#### Listed records:
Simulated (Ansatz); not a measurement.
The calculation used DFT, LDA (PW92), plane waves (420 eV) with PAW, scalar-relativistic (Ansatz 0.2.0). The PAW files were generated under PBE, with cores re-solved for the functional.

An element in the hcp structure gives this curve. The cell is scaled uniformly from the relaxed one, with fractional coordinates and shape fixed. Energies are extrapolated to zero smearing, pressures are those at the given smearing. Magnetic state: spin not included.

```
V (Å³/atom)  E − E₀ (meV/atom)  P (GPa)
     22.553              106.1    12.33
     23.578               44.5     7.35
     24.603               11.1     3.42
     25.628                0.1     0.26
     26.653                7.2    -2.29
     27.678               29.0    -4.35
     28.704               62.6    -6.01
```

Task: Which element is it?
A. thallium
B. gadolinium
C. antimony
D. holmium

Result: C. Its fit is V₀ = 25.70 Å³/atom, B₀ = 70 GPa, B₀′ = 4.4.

#### Requirement:
All the data above should be set down a second time, exactly.

#### Task solution:
Simulated (Ansatz); not a measurement.
The calculation used DFT, LDA (PW92), plane waves (420 eV) with PAW, scalar-relativistic (Ansatz 0.2.0). The PAW files were generated under PBE, with cores re-solved for the functional.

An element in the hcp structure gives this curve. The cell is scaled uniformly from the relaxed one, with fractional coordinates and shape fixed. Energies are extrapolated to zero smearing, pressures are those at the given smearing. Magnetic state: spin not included.

```
V (Å³/atom)  E − E₀ (meV/atom)  P (GPa)
     22.553              106.1    12.33
     23.578               44.5     7.35
     24.603               11.1     3.42
     25.628                0.1     0.26
     26.653                7.2    -2.29
     27.678               29.0    -4.35
     28.704               62.6    -6.01
```

Task: Which element is it?
A. thallium
B. gadolinium
C. antimony
D. holmium

Result: C. Its fit is V₀ = 25.70 Å³/atom, B₀ = 70 GPa, B₀′ = 4.4.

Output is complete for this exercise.